Your reply must consist of the data below, reproduced character for character.

====== Data under study ======

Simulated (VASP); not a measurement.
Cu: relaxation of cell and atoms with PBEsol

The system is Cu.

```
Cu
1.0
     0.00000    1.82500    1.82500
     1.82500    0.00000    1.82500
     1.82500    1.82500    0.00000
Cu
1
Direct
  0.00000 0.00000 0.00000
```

======

* _Answer space_:
Simulated (VASP); not a measurement.
Cu: relaxation of cell and atoms with PBEsol

The system is Cu.

```
Cu
1.0
     0.00000    1.82500    1.82500
     1.82500    0.00000    1.82500
     1.82500    1.82500    0.00000
Cu
1
Direct
  0.00000 0.00000 0.00000
```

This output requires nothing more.